■ ■ ■

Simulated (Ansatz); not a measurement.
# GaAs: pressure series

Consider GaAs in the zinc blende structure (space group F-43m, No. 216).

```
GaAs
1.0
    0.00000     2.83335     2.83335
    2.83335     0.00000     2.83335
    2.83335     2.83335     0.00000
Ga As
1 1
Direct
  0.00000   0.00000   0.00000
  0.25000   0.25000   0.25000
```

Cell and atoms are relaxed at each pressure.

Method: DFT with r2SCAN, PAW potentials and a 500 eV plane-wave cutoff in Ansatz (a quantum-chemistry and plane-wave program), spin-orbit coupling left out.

■ ■ ■

Requirement >>
Transcribe all records exactly as written.

Written answer >>
Simulated (Ansatz); not a measurement.
# GaAs: pressure series

Consider GaAs in the zinc blende structure (space group F-43m, No. 216).

```
GaAs
1.0
    0.00000     2.83335     2.83335
    2.83335     0.00000     2.83335
    2.83335     2.83335     0.00000
Ga As
1 1
Direct
  0.00000   0.00000   0.00000
  0.25000   0.25000   0.25000
```

Cell and atoms are relaxed at each pressure.

Method: DFT with r2SCAN, PAW potentials and a 500 eV plane-wave cutoff in Ansatz (a quantum-chemistry and plane-wave program), spin-orbit coupling left out.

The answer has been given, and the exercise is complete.